BEGIN DATA EXCERPTS
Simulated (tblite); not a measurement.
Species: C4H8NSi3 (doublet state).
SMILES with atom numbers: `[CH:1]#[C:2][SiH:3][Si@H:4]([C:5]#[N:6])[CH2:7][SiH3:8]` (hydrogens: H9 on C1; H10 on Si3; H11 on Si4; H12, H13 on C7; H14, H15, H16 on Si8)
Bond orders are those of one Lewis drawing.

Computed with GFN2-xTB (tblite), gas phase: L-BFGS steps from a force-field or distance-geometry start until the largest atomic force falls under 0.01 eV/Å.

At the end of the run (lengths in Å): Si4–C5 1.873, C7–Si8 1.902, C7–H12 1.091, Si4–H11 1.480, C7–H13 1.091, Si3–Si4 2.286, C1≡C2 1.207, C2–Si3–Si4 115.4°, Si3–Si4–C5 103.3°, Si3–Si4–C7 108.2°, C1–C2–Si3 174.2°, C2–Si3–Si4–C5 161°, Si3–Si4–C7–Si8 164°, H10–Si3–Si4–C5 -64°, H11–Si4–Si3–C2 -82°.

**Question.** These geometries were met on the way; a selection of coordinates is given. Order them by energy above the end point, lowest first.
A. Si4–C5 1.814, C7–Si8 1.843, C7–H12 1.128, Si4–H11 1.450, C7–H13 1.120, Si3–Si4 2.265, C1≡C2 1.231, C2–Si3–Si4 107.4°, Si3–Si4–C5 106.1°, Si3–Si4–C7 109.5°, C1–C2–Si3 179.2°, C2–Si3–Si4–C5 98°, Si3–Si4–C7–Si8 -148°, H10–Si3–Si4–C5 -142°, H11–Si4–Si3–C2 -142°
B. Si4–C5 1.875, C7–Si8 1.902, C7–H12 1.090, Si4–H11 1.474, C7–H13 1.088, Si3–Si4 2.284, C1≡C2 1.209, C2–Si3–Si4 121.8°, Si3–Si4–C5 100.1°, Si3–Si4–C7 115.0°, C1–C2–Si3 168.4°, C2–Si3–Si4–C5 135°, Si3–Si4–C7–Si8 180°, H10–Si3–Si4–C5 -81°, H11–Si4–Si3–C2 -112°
END DATA EXCERPTS

Starting at the first line of the material above, reproduce each line exactly up to and including the line with "Computed with GFN2-xTB".

PROBLEM SOLUTION:
Simulated (tblite); not a measurement.
Species: C4H8NSi3 (doublet state).
SMILES with atom numbers: `[CH:1]#[C:2][SiH:3][Si@H:4]([C:5]#[N:6])[CH2:7][SiH3:8]` (hydrogens: H9 on C1; H10 on Si3; H11 on Si4; H12, H13 on C7; H14, H15, H16 on Si8)
Bond orders are those of one Lewis drawing.

Computed with GFN2-xTB (tblite), gas phase: L-BFGS steps from a force-field or distance-geometry start until the largest atomic force falls under 0.01 eV/Å.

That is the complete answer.